- Work request: Retype exactly the lines that run from the start of the data to the line holding "Potentials or basis: VASP", including both, and only those.

- Data excerpts:
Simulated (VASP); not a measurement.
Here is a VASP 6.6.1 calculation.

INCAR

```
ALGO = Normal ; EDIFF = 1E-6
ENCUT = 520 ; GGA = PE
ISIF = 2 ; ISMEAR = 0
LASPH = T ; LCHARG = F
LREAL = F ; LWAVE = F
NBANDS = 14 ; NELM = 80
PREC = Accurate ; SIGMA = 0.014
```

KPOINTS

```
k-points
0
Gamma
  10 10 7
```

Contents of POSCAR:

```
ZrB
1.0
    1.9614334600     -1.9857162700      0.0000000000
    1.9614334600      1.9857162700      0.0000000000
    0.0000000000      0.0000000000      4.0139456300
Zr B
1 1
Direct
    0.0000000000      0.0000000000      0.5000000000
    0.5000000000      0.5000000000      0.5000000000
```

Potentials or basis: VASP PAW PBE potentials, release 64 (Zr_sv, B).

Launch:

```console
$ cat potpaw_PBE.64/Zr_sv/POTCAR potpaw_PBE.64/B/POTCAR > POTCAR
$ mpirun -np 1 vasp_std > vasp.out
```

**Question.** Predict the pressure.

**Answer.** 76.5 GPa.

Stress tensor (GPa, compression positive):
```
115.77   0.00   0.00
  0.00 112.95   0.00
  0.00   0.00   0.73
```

- Response box:
Simulated (VASP); not a measurement.
Here is a VASP 6.6.1 calculation.

INCAR

```
ALGO = Normal ; EDIFF = 1E-6
ENCUT = 520 ; GGA = PE
ISIF = 2 ; ISMEAR = 0
LASPH = T ; LCHARG = F
LREAL = F ; LWAVE = F
NBANDS = 14 ; NELM = 80
PREC = Accurate ; SIGMA = 0.014
```

KPOINTS

```
k-points
0
Gamma
  10 10 7
```

Contents of POSCAR:

```
ZrB
1.0
    1.9614334600     -1.9857162700      0.0000000000
    1.9614334600      1.9857162700      0.0000000000
    0.0000000000      0.0000000000      4.0139456300
Zr B
1 1
Direct
    0.0000000000      0.0000000000      0.5000000000
    0.5000000000      0.5000000000      0.5000000000
```

Potentials or basis: VASP PAW PBE potentials, release 64 (Zr_sv, B).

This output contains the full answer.